Information supplied —
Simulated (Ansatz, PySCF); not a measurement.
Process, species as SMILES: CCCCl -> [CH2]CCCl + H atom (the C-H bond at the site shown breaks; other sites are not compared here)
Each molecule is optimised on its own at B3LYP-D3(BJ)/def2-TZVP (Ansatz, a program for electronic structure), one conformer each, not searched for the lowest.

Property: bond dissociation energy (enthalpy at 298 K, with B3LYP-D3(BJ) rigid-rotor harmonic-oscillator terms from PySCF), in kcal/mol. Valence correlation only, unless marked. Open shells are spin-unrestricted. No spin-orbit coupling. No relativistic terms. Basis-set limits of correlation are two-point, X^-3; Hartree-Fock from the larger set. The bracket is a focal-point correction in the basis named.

Required action — Retype the listing from above, matching it exactly.

Written response —
Simulated (Ansatz, PySCF); not a measurement.
Process, species as SMILES: CCCCl -> [CH2]CCCl + H atom (the C-H bond at the site shown breaks; other sites are not compared here)
Each molecule is optimised on its own at B3LYP-D3(BJ)/def2-TZVP (Ansatz, a program for electronic structure), one conformer each, not searched for the lowest.

Property: bond dissociation energy (enthalpy at 298 K, with B3LYP-D3(BJ) rigid-rotor harmonic-oscillator terms from PySCF), in kcal/mol. Valence correlation only, unless marked. Open shells are spin-unrestricted. No spin-orbit coupling. No relativistic terms. Basis-set limits of correlation are two-point, X^-3; Hartree-Fock from the larger set. The bracket is a focal-point correction in the basis named.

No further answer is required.